REQUIREMENT
Write the material out again, line by line, exactly as it is.

[SOURCE INFORMATION — start]

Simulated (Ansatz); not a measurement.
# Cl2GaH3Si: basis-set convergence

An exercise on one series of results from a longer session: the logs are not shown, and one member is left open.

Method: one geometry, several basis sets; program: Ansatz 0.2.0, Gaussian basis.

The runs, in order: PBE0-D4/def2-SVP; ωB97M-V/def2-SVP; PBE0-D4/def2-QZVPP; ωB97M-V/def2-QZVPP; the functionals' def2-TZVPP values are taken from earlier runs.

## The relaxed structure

[SOURCE INFORMATION — finish]

WRITTEN REPLY
Simulated (Ansatz); not a measurement.
# Cl2GaH3Si: basis-set convergence

An exercise on one series of results from a longer session: the logs are not shown, and one member is left open.

Method: one geometry, several basis sets; program: Ansatz 0.2.0, Gaussian basis.

The runs, in order: PBE0-D4/def2-SVP; ωB97M-V/def2-SVP; PBE0-D4/def2-QZVPP; ωB97M-V/def2-QZVPP; the functionals' def2-TZVPP values are taken from earlier runs.

## The relaxed structure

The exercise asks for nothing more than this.